# Requirement:
The expected output is every line below, reproduced exactly.

# Material provided:
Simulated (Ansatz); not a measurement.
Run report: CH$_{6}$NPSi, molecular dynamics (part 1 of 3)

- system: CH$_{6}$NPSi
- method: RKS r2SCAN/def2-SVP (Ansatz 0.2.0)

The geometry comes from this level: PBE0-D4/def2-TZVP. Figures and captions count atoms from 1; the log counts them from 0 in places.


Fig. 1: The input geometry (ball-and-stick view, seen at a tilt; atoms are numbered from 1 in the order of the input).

# Written answer:
Simulated (Ansatz); not a measurement.
Run report: CH$_{6}$NPSi, molecular dynamics (part 1 of 3)

- system: CH$_{6}$NPSi
- method: RKS r2SCAN/def2-SVP (Ansatz 0.2.0)

The geometry comes from this level: PBE0-D4/def2-TZVP. Figures and captions count atoms from 1; the log counts them from 0 in places.


Fig. 1: The input geometry (ball-and-stick view, seen at a tilt; atoms are numbered from 1 in the order of the input).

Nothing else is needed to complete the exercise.